* [Material provided]
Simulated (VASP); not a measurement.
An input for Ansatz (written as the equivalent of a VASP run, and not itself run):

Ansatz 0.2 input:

* [Work task]
Repeat the material exactly. Begin with its first line and end with the line that has "An input for".

* [Worked solution]
Simulated (VASP); not a measurement.
An input for Ansatz (written as the equivalent of a VASP run, and not itself run):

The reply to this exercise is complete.